> [INFORMATION SHOWN]:
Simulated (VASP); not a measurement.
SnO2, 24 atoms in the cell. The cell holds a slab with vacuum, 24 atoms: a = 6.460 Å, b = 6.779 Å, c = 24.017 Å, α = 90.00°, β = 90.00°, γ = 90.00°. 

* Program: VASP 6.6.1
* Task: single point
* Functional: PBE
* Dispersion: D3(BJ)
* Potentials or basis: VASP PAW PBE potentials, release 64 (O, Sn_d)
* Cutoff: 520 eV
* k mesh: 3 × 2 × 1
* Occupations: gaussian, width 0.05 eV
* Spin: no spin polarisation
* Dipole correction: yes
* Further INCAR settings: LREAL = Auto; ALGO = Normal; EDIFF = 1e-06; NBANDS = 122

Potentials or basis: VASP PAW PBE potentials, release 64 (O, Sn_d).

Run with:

> [ACTIVITY]:
Repeat the listing in full so that each line matches exactly.

> [EXERCISE RESPONSE]:
Simulated (VASP); not a measurement.
SnO2, 24 atoms in the cell. The cell holds a slab with vacuum, 24 atoms: a = 6.460 Å, b = 6.779 Å, c = 24.017 Å, α = 90.00°, β = 90.00°, γ = 90.00°. 

* Program: VASP 6.6.1
* Task: single point
* Functional: PBE
* Dispersion: D3(BJ)
* Potentials or basis: VASP PAW PBE potentials, release 64 (O, Sn_d)
* Cutoff: 520 eV
* k mesh: 3 × 2 × 1
* Occupations: gaussian, width 0.05 eV
* Spin: no spin polarisation
* Dipole correction: yes
* Further INCAR settings: LREAL = Auto; ALGO = Normal; EDIFF = 1e-06; NBANDS = 122

Potentials or basis: VASP PAW PBE potentials, release 64 (O, Sn_d).

Run with:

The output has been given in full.